Print the records exactly. Every mark must remain.

====

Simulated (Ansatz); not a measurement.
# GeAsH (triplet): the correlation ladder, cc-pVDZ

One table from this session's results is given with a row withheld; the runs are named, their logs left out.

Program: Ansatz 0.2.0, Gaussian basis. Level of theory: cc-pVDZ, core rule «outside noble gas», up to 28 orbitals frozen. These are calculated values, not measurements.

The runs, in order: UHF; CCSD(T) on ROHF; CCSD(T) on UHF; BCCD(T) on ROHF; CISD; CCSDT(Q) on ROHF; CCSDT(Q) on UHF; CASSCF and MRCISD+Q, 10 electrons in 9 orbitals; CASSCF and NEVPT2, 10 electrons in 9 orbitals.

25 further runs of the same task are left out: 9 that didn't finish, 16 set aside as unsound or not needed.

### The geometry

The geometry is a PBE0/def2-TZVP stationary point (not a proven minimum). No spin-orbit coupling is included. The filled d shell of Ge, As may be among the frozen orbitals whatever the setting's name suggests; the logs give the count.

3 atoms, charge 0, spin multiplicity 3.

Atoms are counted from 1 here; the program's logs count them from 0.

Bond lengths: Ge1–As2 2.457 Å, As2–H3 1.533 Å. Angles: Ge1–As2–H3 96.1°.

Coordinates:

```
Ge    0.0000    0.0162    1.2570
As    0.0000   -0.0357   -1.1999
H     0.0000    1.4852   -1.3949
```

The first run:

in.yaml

====

# Answer area:
Simulated (Ansatz); not a measurement.
# GeAsH (triplet): the correlation ladder, cc-pVDZ

One table from this session's results is given with a row withheld; the runs are named, their logs left out.

Program: Ansatz 0.2.0, Gaussian basis. Level of theory: cc-pVDZ, core rule «outside noble gas», up to 28 orbitals frozen. These are calculated values, not measurements.

The runs, in order: UHF; CCSD(T) on ROHF; CCSD(T) on UHF; BCCD(T) on ROHF; CISD; CCSDT(Q) on ROHF; CCSDT(Q) on UHF; CASSCF and MRCISD+Q, 10 electrons in 9 orbitals; CASSCF and NEVPT2, 10 electrons in 9 orbitals.

25 further runs of the same task are left out: 9 that didn't finish, 16 set aside as unsound or not needed.

### The geometry

The geometry is a PBE0/def2-TZVP stationary point (not a proven minimum). No spin-orbit coupling is included. The filled d shell of Ge, As may be among the frozen orbitals whatever the setting's name suggests; the logs give the count.

3 atoms, charge 0, spin multiplicity 3.

Atoms are counted from 1 here; the program's logs count them from 0.

Bond lengths: Ge1–As2 2.457 Å, As2–H3 1.533 Å. Angles: Ge1–As2–H3 96.1°.

Coordinates:

```
Ge    0.0000    0.0162    1.2570
As    0.0000   -0.0357   -1.1999
H     0.0000    1.4852   -1.3949
```

The first run:

in.yaml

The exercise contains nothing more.